■ Work order ■
Word for word, restate the lines of the data from the first through the one containing "Stokes shift = 0.326667 eV", and nothing else.

■ Recorded data ■
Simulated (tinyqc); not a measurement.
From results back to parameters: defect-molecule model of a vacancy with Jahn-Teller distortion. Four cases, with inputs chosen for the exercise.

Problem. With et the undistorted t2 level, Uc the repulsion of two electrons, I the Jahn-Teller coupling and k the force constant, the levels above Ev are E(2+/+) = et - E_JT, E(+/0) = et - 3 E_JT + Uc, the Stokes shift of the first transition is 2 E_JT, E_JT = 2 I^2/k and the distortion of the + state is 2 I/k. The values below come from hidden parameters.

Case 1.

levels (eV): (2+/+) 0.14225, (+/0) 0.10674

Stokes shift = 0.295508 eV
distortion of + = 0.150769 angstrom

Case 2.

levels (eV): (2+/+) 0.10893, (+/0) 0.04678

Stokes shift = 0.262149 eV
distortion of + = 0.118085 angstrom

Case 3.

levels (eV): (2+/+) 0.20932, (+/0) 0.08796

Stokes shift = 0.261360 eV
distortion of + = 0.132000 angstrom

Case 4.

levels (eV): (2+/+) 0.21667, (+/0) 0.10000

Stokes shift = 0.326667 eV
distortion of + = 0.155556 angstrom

■ Written solution ■
Simulated (tinyqc); not a measurement.
From results back to parameters: defect-molecule model of a vacancy with Jahn-Teller distortion. Four cases, with inputs chosen for the exercise.

Problem. With et the undistorted t2 level, Uc the repulsion of two electrons, I the Jahn-Teller coupling and k the force constant, the levels above Ev are E(2+/+) = et - E_JT, E(+/0) = et - 3 E_JT + Uc, the Stokes shift of the first transition is 2 E_JT, E_JT = 2 I^2/k and the distortion of the + state is 2 I/k. The values below come from hidden parameters.

Case 1.

levels (eV): (2+/+) 0.14225, (+/0) 0.10674

Stokes shift = 0.295508 eV
distortion of + = 0.150769 angstrom

Case 2.

levels (eV): (2+/+) 0.10893, (+/0) 0.04678

Stokes shift = 0.262149 eV
distortion of + = 0.118085 angstrom

Case 3.

levels (eV): (2+/+) 0.20932, (+/0) 0.08796

Stokes shift = 0.261360 eV
distortion of + = 0.132000 angstrom

Case 4.

levels (eV): (2+/+) 0.21667, (+/0) 0.10000

Stokes shift = 0.326667 eV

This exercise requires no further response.